§ Recorded information:
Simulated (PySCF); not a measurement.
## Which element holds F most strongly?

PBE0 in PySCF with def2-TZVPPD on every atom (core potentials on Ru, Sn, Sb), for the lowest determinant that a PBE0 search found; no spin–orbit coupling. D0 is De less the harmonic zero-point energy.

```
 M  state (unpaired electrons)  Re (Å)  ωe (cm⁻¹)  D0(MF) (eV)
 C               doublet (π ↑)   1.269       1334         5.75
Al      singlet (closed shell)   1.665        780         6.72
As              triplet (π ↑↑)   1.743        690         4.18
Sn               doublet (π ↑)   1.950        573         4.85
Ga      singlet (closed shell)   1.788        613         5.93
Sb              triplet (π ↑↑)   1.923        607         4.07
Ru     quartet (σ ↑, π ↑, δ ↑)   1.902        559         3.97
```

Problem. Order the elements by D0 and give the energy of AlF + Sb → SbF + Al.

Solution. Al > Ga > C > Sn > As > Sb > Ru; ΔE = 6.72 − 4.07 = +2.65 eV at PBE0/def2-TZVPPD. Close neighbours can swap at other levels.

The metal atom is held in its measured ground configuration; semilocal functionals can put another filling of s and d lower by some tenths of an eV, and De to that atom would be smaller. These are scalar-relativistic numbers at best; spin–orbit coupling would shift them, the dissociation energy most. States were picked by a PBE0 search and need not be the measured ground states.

§ Brief: Starting at the top, retype every line of the material above exactly.

§ Response:
Simulated (PySCF); not a measurement.
## Which element holds F most strongly?

PBE0 in PySCF with def2-TZVPPD on every atom (core potentials on Ru, Sn, Sb), for the lowest determinant that a PBE0 search found; no spin–orbit coupling. D0 is De less the harmonic zero-point energy.

```
 M  state (unpaired electrons)  Re (Å)  ωe (cm⁻¹)  D0(MF) (eV)
 C               doublet (π ↑)   1.269       1334         5.75
Al      singlet (closed shell)   1.665        780         6.72
As              triplet (π ↑↑)   1.743        690         4.18
Sn               doublet (π ↑)   1.950        573         4.85
Ga      singlet (closed shell)   1.788        613         5.93
Sb              triplet (π ↑↑)   1.923        607         4.07
Ru     quartet (σ ↑, π ↑, δ ↑)   1.902        559         3.97
```

Problem. Order the elements by D0 and give the energy of AlF + Sb → SbF + Al.

Solution. Al > Ga > C > Sn > As > Sb > Ru; ΔE = 6.72 − 4.07 = +2.65 eV at PBE0/def2-TZVPPD. Close neighbours can swap at other levels.

The metal atom is held in its measured ground configuration; semilocal functionals can put another filling of s and d lower by some tenths of an eV, and De to that atom would be smaller. These are scalar-relativistic numbers at best; spin–orbit coupling would shift them, the dissociation energy most. States were picked by a PBE0 search and need not be the measured ground states.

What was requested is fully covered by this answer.